● **Work item**
Retype, exactly as they appear below, the lines between the line holding "NBANDS = 35 |" and the line holding "Caveat: semilocal functionals", both ends included.

● **Given records**
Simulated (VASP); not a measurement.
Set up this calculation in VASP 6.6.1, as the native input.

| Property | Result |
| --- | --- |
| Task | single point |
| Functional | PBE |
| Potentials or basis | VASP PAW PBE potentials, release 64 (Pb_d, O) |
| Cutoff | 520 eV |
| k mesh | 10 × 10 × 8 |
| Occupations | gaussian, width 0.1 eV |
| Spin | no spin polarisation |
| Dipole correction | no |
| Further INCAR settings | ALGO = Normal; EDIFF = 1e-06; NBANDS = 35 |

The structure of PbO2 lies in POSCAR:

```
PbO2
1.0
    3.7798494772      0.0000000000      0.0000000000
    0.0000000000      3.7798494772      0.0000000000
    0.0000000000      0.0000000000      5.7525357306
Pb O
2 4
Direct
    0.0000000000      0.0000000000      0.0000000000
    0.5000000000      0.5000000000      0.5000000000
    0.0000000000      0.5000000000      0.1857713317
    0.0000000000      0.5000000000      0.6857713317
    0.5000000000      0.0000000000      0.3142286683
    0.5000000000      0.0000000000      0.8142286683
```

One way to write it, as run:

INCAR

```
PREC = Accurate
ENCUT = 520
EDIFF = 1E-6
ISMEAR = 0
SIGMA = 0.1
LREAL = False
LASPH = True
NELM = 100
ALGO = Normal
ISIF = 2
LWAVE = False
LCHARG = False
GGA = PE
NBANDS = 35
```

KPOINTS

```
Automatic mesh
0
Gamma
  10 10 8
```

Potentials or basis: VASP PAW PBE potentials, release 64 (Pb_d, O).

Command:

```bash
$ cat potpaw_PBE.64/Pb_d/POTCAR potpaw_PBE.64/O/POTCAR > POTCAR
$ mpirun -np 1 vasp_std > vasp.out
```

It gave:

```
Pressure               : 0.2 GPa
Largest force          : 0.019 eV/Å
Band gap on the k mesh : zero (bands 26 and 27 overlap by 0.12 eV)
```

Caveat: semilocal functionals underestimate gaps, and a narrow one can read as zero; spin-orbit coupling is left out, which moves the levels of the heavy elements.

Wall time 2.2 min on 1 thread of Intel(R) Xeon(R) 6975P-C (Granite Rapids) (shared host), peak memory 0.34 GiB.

● **Exercise output**
| Further INCAR settings | ALGO = Normal; EDIFF = 1e-06; NBANDS = 35 |

The structure of PbO2 lies in POSCAR:

```
PbO2
1.0
    3.7798494772      0.0000000000      0.0000000000
    0.0000000000      3.7798494772      0.0000000000
    0.0000000000      0.0000000000      5.7525357306
Pb O
2 4
Direct
    0.0000000000      0.0000000000      0.0000000000
    0.5000000000      0.5000000000      0.5000000000
    0.0000000000      0.5000000000      0.1857713317
    0.0000000000      0.5000000000      0.6857713317
    0.5000000000      0.0000000000      0.3142286683
    0.5000000000      0.0000000000      0.8142286683
```

One way to write it, as run:

INCAR

```
PREC = Accurate
ENCUT = 520
EDIFF = 1E-6
ISMEAR = 0
SIGMA = 0.1
LREAL = False
LASPH = True
NELM = 100
ALGO = Normal
ISIF = 2
LWAVE = False
LCHARG = False
GGA = PE
NBANDS = 35
```

KPOINTS

```
Automatic mesh
0
Gamma
  10 10 8
```

Potentials or basis: VASP PAW PBE potentials, release 64 (Pb_d, O).

Command:

```bash
$ cat potpaw_PBE.64/Pb_d/POTCAR potpaw_PBE.64/O/POTCAR > POTCAR
$ mpirun -np 1 vasp_std > vasp.out
```

It gave:

```
Pressure               : 0.2 GPa
Largest force          : 0.019 eV/Å
Band gap on the k mesh : zero (bands 26 and 27 overlap by 0.12 eV)
```

Caveat: semilocal functionals underestimate gaps, and a narrow one can read as zero; spin-orbit coupling is left out, which moves the levels of the heavy elements.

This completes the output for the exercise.